Listed entries ▸
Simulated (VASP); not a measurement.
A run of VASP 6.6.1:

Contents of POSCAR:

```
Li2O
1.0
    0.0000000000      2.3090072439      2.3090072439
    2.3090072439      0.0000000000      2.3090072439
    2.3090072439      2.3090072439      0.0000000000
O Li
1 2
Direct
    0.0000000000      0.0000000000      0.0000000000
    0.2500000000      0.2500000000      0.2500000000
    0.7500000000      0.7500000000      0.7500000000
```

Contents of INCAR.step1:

Work item ▸ An exact copy of the listing above is all the answer should hold.

Exercise answer ▸
Simulated (VASP); not a measurement.
A run of VASP 6.6.1:

Contents of POSCAR:

```
Li2O
1.0
    0.0000000000      2.3090072439      2.3090072439
    2.3090072439      0.0000000000      2.3090072439
    2.3090072439      2.3090072439      0.0000000000
O Li
1 2
Direct
    0.0000000000      0.0000000000      0.0000000000
    0.2500000000      0.2500000000      0.2500000000
    0.7500000000      0.7500000000      0.7500000000
```

Contents of INCAR.step1:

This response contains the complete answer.